> **Assignment**:
Restate, word for word, the lines from the opening line of the data through the line containing "the first run**", both included, and nothing else.

*** Given data ***

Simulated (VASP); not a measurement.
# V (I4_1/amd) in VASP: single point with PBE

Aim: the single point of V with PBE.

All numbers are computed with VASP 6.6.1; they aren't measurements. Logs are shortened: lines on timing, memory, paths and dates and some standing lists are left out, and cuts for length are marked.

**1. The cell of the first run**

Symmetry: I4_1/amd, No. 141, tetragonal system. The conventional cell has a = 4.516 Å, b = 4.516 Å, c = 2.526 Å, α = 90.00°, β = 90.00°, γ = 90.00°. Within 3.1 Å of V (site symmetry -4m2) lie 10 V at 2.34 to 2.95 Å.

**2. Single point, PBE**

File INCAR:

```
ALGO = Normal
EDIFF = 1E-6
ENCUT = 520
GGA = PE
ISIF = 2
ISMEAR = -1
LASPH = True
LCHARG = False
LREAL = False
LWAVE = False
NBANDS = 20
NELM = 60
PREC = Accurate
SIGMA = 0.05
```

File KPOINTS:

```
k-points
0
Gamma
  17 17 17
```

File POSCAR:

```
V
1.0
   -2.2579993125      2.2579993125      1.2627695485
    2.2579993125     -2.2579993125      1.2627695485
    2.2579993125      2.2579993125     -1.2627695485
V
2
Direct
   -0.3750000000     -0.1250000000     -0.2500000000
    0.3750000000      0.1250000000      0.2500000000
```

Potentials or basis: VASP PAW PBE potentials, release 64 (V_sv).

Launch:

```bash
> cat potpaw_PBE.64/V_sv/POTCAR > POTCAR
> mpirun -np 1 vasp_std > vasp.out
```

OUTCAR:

*** End of Given data ***

> **Exercise response**:
Simulated (VASP); not a measurement.
# V (I4_1/amd) in VASP: single point with PBE

Aim: the single point of V with PBE.

All numbers are computed with VASP 6.6.1; they aren't measurements. Logs are shortened: lines on timing, memory, paths and dates and some standing lists are left out, and cuts for length are marked.

**1. The cell of the first run**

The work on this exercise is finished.